Entries shown:
[Start of Attachment]
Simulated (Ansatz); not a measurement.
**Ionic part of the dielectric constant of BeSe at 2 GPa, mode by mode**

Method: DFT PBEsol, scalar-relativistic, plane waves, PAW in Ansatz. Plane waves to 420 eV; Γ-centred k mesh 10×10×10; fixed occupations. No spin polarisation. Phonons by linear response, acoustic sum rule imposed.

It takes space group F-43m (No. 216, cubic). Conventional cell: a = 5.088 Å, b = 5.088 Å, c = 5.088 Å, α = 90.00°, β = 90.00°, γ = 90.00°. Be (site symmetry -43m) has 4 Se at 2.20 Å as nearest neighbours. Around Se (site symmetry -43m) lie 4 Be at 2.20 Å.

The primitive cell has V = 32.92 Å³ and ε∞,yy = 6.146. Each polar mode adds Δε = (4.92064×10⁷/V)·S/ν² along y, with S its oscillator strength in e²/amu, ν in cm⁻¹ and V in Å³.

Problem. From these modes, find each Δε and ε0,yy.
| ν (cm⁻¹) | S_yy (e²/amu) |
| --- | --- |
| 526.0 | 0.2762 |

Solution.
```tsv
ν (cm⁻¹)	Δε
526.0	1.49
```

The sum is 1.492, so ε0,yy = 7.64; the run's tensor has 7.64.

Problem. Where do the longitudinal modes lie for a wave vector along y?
[End of Attachment]

Work order:
Begin with the first line of the records and reproduce each line as is, ending with the line that holds "Method: DFT PBEsol, scalar-relativistic, plane".

Written answer:
Simulated (Ansatz); not a measurement.
**Ionic part of the dielectric constant of BeSe at 2 GPa, mode by mode**

Method: DFT PBEsol, scalar-relativistic, plane waves, PAW in Ansatz. Plane waves to 420 eV; Γ-centred k mesh 10×10×10; fixed occupations. No spin polarisation. Phonons by linear response, acoustic sum rule imposed.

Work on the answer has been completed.